Required action: Retype every entry precisely and keep each line whole.

##########

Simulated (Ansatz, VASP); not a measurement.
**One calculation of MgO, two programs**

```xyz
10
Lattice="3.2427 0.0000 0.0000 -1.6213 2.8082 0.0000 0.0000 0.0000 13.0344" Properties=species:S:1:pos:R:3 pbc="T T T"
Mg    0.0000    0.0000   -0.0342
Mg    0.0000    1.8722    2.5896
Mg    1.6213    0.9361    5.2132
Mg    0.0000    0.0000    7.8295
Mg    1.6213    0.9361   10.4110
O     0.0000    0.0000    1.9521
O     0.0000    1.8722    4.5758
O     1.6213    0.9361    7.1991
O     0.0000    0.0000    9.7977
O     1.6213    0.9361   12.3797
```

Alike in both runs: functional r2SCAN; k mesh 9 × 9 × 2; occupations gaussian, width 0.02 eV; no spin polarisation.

##########

Response:
Simulated (Ansatz, VASP); not a measurement.
**One calculation of MgO, two programs**

```xyz
10
Lattice="3.2427 0.0000 0.0000 -1.6213 2.8082 0.0000 0.0000 0.0000 13.0344" Properties=species:S:1:pos:R:3 pbc="T T T"
Mg    0.0000    0.0000   -0.0342
Mg    0.0000    1.8722    2.5896
Mg    1.6213    0.9361    5.2132
Mg    0.0000    0.0000    7.8295
Mg    1.6213    0.9361   10.4110
O     0.0000    0.0000    1.9521
O     0.0000    1.8722    4.5758
O     1.6213    0.9361    7.1991
O     0.0000    0.0000    9.7977
O     1.6213    0.9361   12.3797
```

Alike in both runs: functional r2SCAN; k mesh 9 × 9 × 2; occupations gaussian, width 0.02 eV; no spin polarisation.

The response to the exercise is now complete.